-- Assigned task --
When you reach the line containing "# Run report: Ge, band-structure" in the entries below, start writing out each line exactly, and stop after the line containing "Continued. System: Ge".

-- Record extracts --

------------------------------------------------------------

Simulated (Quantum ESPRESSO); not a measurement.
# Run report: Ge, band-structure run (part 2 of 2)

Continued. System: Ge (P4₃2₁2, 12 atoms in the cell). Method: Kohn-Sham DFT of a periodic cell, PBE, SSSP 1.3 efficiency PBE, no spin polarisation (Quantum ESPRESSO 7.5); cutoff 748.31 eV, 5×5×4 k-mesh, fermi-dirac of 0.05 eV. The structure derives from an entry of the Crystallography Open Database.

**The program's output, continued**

------------------------------------------------------------

-- Written solution --
# Run report: Ge, band-structure run (part 2 of 2)

Continued. System: Ge (P4₃2₁2, 12 atoms in the cell). Method: Kohn-Sham DFT of a periodic cell, PBE, SSSP 1.3 efficiency PBE, no spin polarisation (Quantum ESPRESSO 7.5); cutoff 748.31 eV, 5×5×4 k-mesh, fermi-dirac of 0.05 eV. The structure derives from an entry of the Crystallography Open Database.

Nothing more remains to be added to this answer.